◆ DATA PROVIDED ◆
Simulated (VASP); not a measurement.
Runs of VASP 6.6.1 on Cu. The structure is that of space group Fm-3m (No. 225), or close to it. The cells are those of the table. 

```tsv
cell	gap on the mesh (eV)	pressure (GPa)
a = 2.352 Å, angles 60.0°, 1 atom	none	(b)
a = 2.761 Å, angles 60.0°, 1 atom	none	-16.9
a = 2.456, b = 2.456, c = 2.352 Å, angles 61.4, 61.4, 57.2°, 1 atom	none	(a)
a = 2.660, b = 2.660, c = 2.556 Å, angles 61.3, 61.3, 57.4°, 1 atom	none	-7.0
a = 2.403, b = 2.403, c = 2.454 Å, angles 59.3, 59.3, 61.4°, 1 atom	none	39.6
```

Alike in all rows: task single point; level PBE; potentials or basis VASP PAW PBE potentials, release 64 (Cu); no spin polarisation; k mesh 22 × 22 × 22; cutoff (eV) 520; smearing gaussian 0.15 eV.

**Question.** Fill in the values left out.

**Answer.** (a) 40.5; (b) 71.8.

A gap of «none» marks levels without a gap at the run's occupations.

◆ REQUIRED ACTION ◆
Retype the portion of the data above that starts on the line with "values left out." and finishes on the line with "40.5; (b) 71.8.", including both of those lines.

◆ WORKED SOLUTION ◆
**Question.** Fill in the values left out.

**Answer.** (a) 40.5; (b) 71.8.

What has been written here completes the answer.